Extracted records:
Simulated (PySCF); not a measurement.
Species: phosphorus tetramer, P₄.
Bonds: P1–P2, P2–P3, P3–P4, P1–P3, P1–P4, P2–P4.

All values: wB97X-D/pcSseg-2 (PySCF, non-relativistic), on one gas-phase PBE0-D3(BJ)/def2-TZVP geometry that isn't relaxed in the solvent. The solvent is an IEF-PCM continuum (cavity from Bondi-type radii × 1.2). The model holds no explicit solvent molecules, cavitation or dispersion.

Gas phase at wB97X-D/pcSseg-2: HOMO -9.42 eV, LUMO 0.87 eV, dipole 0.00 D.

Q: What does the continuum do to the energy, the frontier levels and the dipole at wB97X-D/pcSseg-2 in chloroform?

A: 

Work item:
Each entry needs to be written out again, exactly as given.

Problem solution:
Simulated (PySCF); not a measurement.
Species: phosphorus tetramer, P₄.
Bonds: P1–P2, P2–P3, P3–P4, P1–P3, P1–P4, P2–P4.

All values: wB97X-D/pcSseg-2 (PySCF, non-relativistic), on one gas-phase PBE0-D3(BJ)/def2-TZVP geometry that isn't relaxed in the solvent. The solvent is an IEF-PCM continuum (cavity from Bondi-type radii × 1.2). The model holds no explicit solvent molecules, cavitation or dispersion.

Gas phase at wB97X-D/pcSseg-2: HOMO -9.42 eV, LUMO 0.87 eV, dipole 0.00 D.

Q: What does the continuum do to the energy, the frontier levels and the dipole at wB97X-D/pcSseg-2 in chloroform?

A: 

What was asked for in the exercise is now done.